- Work item: Reproduce all of the listing below without alteration.

[Exercise data Boundary: Start]

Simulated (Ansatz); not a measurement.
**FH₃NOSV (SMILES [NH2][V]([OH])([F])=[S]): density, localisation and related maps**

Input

[Exercise data Boundary: End]

- Answer section:
Simulated (Ansatz); not a measurement.
**FH₃NOSV (SMILES [NH2][V]([OH])([F])=[S]): density, localisation and related maps**

Input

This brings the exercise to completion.